▶ **Assigned task**
Reproduce all records verbatim.

-- Provided data follows --

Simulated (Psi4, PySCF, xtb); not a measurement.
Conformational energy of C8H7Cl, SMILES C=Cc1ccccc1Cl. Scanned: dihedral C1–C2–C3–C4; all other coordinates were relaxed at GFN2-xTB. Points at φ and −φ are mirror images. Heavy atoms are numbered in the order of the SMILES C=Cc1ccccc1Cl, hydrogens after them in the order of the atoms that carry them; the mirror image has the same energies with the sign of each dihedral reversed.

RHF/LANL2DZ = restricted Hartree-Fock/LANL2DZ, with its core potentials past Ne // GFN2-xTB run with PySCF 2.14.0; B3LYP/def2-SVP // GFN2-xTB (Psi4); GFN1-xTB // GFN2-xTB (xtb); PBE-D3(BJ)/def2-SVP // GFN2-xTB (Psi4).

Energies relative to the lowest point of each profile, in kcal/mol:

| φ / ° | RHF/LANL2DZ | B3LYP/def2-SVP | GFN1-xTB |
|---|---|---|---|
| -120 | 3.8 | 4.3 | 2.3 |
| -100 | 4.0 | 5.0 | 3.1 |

-- Provided data concluded --

▶ **Result**
Simulated (Psi4, PySCF, xtb); not a measurement.
Conformational energy of C8H7Cl, SMILES C=Cc1ccccc1Cl. Scanned: dihedral C1–C2–C3–C4; all other coordinates were relaxed at GFN2-xTB. Points at φ and −φ are mirror images. Heavy atoms are numbered in the order of the SMILES C=Cc1ccccc1Cl, hydrogens after them in the order of the atoms that carry them; the mirror image has the same energies with the sign of each dihedral reversed.

RHF/LANL2DZ = restricted Hartree-Fock/LANL2DZ, with its core potentials past Ne // GFN2-xTB run with PySCF 2.14.0; B3LYP/def2-SVP // GFN2-xTB (Psi4); GFN1-xTB // GFN2-xTB (xtb); PBE-D3(BJ)/def2-SVP // GFN2-xTB (Psi4).

Energies relative to the lowest point of each profile, in kcal/mol:

| φ / ° | RHF/LANL2DZ | B3LYP/def2-SVP | GFN1-xTB |
|---|---|---|---|
| -120 | 3.8 | 4.3 | 2.3 |
| -100 | 4.0 | 5.0 | 3.1 |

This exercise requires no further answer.